* [Requirement]: Can you reproduce the data beneath, keeping every line exact?

=== Data ===

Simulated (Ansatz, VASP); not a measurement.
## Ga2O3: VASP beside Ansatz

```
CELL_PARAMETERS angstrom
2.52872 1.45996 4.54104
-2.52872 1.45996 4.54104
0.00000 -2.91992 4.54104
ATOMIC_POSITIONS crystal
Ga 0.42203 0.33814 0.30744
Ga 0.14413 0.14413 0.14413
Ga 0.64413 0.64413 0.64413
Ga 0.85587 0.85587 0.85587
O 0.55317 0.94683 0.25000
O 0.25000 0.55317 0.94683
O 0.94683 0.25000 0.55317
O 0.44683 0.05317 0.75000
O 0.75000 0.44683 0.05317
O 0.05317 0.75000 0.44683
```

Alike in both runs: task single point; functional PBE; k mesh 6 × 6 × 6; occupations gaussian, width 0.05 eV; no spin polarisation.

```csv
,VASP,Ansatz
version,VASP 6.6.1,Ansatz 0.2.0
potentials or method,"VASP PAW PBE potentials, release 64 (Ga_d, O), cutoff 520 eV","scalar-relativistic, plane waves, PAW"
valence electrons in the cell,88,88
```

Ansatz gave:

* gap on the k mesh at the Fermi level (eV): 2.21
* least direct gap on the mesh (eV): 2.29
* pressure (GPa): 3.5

===

* [Worked solution]:
Simulated (Ansatz, VASP); not a measurement.
## Ga2O3: VASP beside Ansatz

```
CELL_PARAMETERS angstrom
2.52872 1.45996 4.54104
-2.52872 1.45996 4.54104
0.00000 -2.91992 4.54104
ATOMIC_POSITIONS crystal
Ga 0.42203 0.33814 0.30744
Ga 0.14413 0.14413 0.14413
Ga 0.64413 0.64413 0.64413
Ga 0.85587 0.85587 0.85587
O 0.55317 0.94683 0.25000
O 0.25000 0.55317 0.94683
O 0.94683 0.25000 0.55317
O 0.44683 0.05317 0.75000
O 0.75000 0.44683 0.05317
O 0.05317 0.75000 0.44683
```

Alike in both runs: task single point; functional PBE; k mesh 6 × 6 × 6; occupations gaussian, width 0.05 eV; no spin polarisation.

```csv
,VASP,Ansatz
version,VASP 6.6.1,Ansatz 0.2.0
potentials or method,"VASP PAW PBE potentials, release 64 (Ga_d, O), cutoff 520 eV","scalar-relativistic, plane waves, PAW"
valence electrons in the cell,88,88
```

Ansatz gave:

* gap on the k mesh at the Fermi level (eV): 2.21
* least direct gap on the mesh (eV): 2.29
* pressure (GPa): 3.5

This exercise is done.